--- Task item ---
Set down exactly the lines in the records below that run from the line with "One share for" to the line with "E(alpha) = E0", inclusive, and nothing more.

--- Supplied information ---
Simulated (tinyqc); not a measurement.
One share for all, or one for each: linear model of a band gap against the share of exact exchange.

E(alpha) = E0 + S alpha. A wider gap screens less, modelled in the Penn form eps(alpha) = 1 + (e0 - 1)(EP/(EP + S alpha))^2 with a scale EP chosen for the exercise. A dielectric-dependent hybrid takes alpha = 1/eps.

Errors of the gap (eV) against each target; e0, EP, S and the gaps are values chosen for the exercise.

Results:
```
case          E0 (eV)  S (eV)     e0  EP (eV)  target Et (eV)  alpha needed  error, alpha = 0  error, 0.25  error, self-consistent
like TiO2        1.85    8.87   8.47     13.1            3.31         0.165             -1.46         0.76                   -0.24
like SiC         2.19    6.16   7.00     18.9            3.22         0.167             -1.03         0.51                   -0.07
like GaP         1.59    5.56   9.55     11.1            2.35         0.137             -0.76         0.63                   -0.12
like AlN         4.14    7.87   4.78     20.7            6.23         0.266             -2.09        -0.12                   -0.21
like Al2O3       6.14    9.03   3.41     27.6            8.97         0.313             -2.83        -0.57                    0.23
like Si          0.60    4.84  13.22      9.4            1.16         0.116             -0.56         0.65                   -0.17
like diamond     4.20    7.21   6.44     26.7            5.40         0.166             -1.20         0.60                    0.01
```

--- Exercise response ---
One share for all, or one for each: linear model of a band gap against the share of exact exchange.

E(alpha) = E0 + S alpha. A wider gap screens less, modelled in the Penn form eps(alpha) = 1 + (e0 - 1)(EP/(EP + S alpha))^2 with a scale EP chosen for the exercise. A dielectric-dependent hybrid takes alpha = 1/eps.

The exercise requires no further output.